________________________________________

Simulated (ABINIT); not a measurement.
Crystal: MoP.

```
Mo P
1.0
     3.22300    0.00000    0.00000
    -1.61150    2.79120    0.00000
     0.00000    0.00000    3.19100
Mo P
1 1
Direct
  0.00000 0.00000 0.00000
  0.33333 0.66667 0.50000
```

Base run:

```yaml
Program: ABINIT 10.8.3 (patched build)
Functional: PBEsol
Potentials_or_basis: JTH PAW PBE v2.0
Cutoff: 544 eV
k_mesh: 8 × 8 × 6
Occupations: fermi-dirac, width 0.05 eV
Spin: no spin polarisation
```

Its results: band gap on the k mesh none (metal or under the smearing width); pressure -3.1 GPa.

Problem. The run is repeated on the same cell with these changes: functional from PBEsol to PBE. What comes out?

________________________________________

■ **Action item**: Reproduce the entire listing. Keep every word as it is.

■ **Task answer**:
Simulated (ABINIT); not a measurement.
Crystal: MoP.

```
Mo P
1.0
     3.22300    0.00000    0.00000
    -1.61150    2.79120    0.00000
     0.00000    0.00000    3.19100
Mo P
1 1
Direct
  0.00000 0.00000 0.00000
  0.33333 0.66667 0.50000
```

Base run:

```yaml
Program: ABINIT 10.8.3 (patched build)
Functional: PBEsol
Potentials_or_basis: JTH PAW PBE v2.0
Cutoff: 544 eV
k_mesh: 8 × 8 × 6
Occupations: fermi-dirac, width 0.05 eV
Spin: no spin polarisation
```

Its results: band gap on the k mesh none (metal or under the smearing width); pressure -3.1 GPa.

Problem. The run is repeated on the same cell with these changes: functional from PBEsol to PBE. What comes out?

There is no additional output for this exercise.